Exercise
A word-for-word copy of the whole listing is required.

# # # # # # #

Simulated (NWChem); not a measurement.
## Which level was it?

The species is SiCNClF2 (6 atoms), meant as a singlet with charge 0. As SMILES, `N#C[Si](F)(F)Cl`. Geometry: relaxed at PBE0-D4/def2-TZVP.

# # # # # # #

Written response
Simulated (NWChem); not a measurement.
## Which level was it?

The species is SiCNClF2 (6 atoms), meant as a singlet with charge 0. As SMILES, `N#C[Si](F)(F)Cl`. Geometry: relaxed at PBE0-D4/def2-TZVP.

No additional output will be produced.